> [Work request]:
Produce an exact copy of the lines below, starting at the first and ending with the line containing "9.97 | 13.71 |".

> [Provided data]:
::::::::::
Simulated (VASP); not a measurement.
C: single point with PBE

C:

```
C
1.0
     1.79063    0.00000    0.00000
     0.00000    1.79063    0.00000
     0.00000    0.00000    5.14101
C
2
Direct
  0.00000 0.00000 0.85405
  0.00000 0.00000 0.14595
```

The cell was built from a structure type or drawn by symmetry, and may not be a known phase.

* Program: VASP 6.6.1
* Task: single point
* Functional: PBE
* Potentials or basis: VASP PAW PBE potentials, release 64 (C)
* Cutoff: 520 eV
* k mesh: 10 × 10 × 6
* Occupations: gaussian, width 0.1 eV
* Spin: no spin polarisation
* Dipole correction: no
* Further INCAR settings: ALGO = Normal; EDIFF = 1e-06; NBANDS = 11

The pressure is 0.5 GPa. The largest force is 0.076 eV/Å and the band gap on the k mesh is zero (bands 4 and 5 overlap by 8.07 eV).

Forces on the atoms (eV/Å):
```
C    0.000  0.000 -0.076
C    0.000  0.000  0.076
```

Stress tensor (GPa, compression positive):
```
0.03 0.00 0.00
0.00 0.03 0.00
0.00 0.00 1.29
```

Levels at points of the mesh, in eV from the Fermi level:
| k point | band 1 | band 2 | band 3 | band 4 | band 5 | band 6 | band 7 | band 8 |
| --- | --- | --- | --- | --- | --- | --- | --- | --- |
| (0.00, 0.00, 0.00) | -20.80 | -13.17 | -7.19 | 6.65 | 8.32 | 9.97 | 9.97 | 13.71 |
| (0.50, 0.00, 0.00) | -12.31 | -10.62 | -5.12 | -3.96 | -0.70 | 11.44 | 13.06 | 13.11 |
::::::::::

> [Written response]:
Simulated (VASP); not a measurement.
C: single point with PBE

C:

```
C
1.0
     1.79063    0.00000    0.00000
     0.00000    1.79063    0.00000
     0.00000    0.00000    5.14101
C
2
Direct
  0.00000 0.00000 0.85405
  0.00000 0.00000 0.14595
```

The cell was built from a structure type or drawn by symmetry, and may not be a known phase.

* Program: VASP 6.6.1
* Task: single point
* Functional: PBE
* Potentials or basis: VASP PAW PBE potentials, release 64 (C)
* Cutoff: 520 eV
* k mesh: 10 × 10 × 6
* Occupations: gaussian, width 0.1 eV
* Spin: no spin polarisation
* Dipole correction: no
* Further INCAR settings: ALGO = Normal; EDIFF = 1e-06; NBANDS = 11

The pressure is 0.5 GPa. The largest force is 0.076 eV/Å and the band gap on the k mesh is zero (bands 4 and 5 overlap by 8.07 eV).

Forces on the atoms (eV/Å):
```
C    0.000  0.000 -0.076
C    0.000  0.000  0.076
```

Stress tensor (GPa, compression positive):
```
0.03 0.00 0.00
0.00 0.03 0.00
0.00 0.00 1.29
```

Levels at points of the mesh, in eV from the Fermi level:
| k point | band 1 | band 2 | band 3 | band 4 | band 5 | band 6 | band 7 | band 8 |
| --- | --- | --- | --- | --- | --- | --- | --- | --- |
| (0.00, 0.00, 0.00) | -20.80 | -13.17 | -7.19 | 6.65 | 8.32 | 9.97 | 9.97 | 13.71 |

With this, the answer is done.